Study material START

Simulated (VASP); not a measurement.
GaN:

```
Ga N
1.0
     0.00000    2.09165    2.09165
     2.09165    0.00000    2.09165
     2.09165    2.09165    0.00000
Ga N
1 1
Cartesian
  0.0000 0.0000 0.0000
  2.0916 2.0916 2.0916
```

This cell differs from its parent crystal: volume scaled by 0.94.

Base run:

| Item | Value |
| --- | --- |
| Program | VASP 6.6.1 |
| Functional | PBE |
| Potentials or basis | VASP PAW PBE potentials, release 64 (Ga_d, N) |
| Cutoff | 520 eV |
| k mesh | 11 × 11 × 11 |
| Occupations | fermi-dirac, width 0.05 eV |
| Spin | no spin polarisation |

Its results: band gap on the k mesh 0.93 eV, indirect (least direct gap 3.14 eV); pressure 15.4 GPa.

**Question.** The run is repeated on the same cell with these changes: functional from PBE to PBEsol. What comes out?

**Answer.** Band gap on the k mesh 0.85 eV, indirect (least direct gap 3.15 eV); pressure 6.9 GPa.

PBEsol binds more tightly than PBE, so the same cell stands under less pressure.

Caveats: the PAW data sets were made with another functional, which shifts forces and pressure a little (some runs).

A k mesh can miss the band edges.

Study material END

Retype each entry exactly, leaving none of them out.

> [Task solution]:
Simulated (VASP); not a measurement.
GaN:

```
Ga N
1.0
     0.00000    2.09165    2.09165
     2.09165    0.00000    2.09165
     2.09165    2.09165    0.00000
Ga N
1 1
Cartesian
  0.0000 0.0000 0.0000
  2.0916 2.0916 2.0916
```

This cell differs from its parent crystal: volume scaled by 0.94.

Base run:

| Item | Value |
| --- | --- |
| Program | VASP 6.6.1 |
| Functional | PBE |
| Potentials or basis | VASP PAW PBE potentials, release 64 (Ga_d, N) |
| Cutoff | 520 eV |
| k mesh | 11 × 11 × 11 |
| Occupations | fermi-dirac, width 0.05 eV |
| Spin | no spin polarisation |

Its results: band gap on the k mesh 0.93 eV, indirect (least direct gap 3.14 eV); pressure 15.4 GPa.

**Question.** The run is repeated on the same cell with these changes: functional from PBE to PBEsol. What comes out?

**Answer.** Band gap on the k mesh 0.85 eV, indirect (least direct gap 3.15 eV); pressure 6.9 GPa.

PBEsol binds more tightly than PBE, so the same cell stands under less pressure.

Caveats: the PAW data sets were made with another functional, which shifts forces and pressure a little (some runs).

A k mesh can miss the band edges.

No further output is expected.